## Given information
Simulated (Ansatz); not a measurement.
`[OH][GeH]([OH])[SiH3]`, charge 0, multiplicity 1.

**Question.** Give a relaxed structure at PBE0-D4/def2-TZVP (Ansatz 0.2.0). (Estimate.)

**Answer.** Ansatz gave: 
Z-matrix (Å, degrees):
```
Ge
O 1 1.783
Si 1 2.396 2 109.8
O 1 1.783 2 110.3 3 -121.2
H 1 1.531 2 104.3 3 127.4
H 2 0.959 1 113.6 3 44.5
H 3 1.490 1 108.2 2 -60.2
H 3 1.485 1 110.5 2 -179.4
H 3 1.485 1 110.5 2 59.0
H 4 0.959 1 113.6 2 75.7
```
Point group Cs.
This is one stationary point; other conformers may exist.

## Exercise
When you reach the line containing "(Ansatz 0.2.0). (Estimate.)" in the data above, start copying exactly, and stop after the line containing "Point group Cs.".

## Result
**Question.** Give a relaxed structure at PBE0-D4/def2-TZVP (Ansatz 0.2.0). (Estimate.)

**Answer.** Ansatz gave: 
Z-matrix (Å, degrees):
```
Ge
O 1 1.783
Si 1 2.396 2 109.8
O 1 1.783 2 110.3 3 -121.2
H 1 1.531 2 104.3 3 127.4
H 2 0.959 1 113.6 3 44.5
H 3 1.490 1 108.2 2 -60.2
H 3 1.485 1 110.5 2 -179.4
H 3 1.485 1 110.5 2 59.0
H 4 0.959 1 113.6 2 75.7
```
Point group Cs.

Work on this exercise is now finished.